● Information given:
:::::

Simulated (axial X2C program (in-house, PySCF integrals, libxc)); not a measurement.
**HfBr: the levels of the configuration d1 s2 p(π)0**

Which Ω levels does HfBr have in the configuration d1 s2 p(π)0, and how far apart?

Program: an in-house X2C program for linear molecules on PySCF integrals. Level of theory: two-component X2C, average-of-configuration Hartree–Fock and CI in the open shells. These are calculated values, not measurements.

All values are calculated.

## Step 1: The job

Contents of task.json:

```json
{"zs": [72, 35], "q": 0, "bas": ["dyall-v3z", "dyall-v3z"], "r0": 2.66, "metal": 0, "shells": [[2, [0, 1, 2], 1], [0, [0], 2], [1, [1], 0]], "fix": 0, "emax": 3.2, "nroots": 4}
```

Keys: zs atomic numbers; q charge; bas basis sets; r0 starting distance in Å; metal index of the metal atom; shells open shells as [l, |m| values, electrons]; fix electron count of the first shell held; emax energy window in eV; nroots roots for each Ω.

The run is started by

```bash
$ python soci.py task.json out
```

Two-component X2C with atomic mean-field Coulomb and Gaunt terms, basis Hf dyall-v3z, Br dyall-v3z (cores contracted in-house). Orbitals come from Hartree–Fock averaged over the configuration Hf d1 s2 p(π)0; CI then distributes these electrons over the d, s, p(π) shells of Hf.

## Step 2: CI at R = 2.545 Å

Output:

:::::

● Work order:
In the data above, repeat exactly each line from the first through the line that contains "## Step 2: CI at R = 2.545 Å", and give nothing else.

● Task result:
Simulated (axial X2C program (in-house, PySCF integrals, libxc)); not a measurement.
**HfBr: the levels of the configuration d1 s2 p(π)0**

Which Ω levels does HfBr have in the configuration d1 s2 p(π)0, and how far apart?

Program: an in-house X2C program for linear molecules on PySCF integrals. Level of theory: two-component X2C, average-of-configuration Hartree–Fock and CI in the open shells. These are calculated values, not measurements.

All values are calculated.

## Step 1: The job

Contents of task.json:

```json
{"zs": [72, 35], "q": 0, "bas": ["dyall-v3z", "dyall-v3z"], "r0": 2.66, "metal": 0, "shells": [[2, [0, 1, 2], 1], [0, [0], 2], [1, [1], 0]], "fix": 0, "emax": 3.2, "nroots": 4}
```

Keys: zs atomic numbers; q charge; bas basis sets; r0 starting distance in Å; metal index of the metal atom; shells open shells as [l, |m| values, electrons]; fix electron count of the first shell held; emax energy window in eV; nroots roots for each Ω.

The run is started by

```bash
$ python soci.py task.json out
```

Two-component X2C with atomic mean-field Coulomb and Gaunt terms, basis Hf dyall-v3z, Br dyall-v3z (cores contracted in-house). Orbitals come from Hartree–Fock averaged over the configuration Hf d1 s2 p(π)0; CI then distributes these electrons over the d, s, p(π) shells of Hf.

## Step 2: CI at R = 2.545 Å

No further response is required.